▶ **Work task**
Return the lines of the data below exactly. Start at the first and end with the line containing "### Step 1. Starting point".

▶ **Material shown**
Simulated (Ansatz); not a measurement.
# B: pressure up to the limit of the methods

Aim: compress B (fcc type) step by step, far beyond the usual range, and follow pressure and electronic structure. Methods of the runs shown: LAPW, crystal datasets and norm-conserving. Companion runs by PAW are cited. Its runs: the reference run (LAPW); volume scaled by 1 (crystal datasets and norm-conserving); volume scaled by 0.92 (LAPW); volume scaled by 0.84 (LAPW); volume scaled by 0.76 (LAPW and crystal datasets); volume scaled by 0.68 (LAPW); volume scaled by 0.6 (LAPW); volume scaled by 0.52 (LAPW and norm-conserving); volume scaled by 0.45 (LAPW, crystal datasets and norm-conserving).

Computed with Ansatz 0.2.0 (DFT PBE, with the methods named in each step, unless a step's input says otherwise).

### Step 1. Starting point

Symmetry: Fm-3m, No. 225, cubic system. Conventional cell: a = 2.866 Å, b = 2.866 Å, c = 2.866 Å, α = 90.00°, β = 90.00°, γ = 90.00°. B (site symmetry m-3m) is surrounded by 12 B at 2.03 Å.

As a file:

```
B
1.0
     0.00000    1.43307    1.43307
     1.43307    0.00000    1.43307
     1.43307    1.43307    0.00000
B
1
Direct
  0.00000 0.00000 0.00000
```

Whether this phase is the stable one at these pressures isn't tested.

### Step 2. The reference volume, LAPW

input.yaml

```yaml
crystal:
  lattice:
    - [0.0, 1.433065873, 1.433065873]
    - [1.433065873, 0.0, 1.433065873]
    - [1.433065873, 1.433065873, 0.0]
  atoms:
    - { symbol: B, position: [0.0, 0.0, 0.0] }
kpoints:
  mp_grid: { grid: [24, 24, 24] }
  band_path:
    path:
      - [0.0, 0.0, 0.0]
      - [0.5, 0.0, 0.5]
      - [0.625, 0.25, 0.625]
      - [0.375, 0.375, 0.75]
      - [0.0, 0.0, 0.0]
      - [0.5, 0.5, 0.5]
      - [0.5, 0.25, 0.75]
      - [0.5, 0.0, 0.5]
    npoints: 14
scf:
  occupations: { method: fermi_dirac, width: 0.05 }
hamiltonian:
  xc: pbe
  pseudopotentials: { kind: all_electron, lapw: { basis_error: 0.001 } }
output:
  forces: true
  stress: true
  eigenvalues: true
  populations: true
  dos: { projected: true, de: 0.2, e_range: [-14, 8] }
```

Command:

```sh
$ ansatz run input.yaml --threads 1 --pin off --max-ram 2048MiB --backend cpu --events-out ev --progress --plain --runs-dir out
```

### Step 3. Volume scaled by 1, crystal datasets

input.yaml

▶ **Answer space**
Simulated (Ansatz); not a measurement.
# B: pressure up to the limit of the methods

Aim: compress B (fcc type) step by step, far beyond the usual range, and follow pressure and electronic structure. Methods of the runs shown: LAPW, crystal datasets and norm-conserving. Companion runs by PAW are cited. Its runs: the reference run (LAPW); volume scaled by 1 (crystal datasets and norm-conserving); volume scaled by 0.92 (LAPW); volume scaled by 0.84 (LAPW); volume scaled by 0.76 (LAPW and crystal datasets); volume scaled by 0.68 (LAPW); volume scaled by 0.6 (LAPW); volume scaled by 0.52 (LAPW and norm-conserving); volume scaled by 0.45 (LAPW, crystal datasets and norm-conserving).

Computed with Ansatz 0.2.0 (DFT PBE, with the methods named in each step, unless a step's input says otherwise).

### Step 1. Starting point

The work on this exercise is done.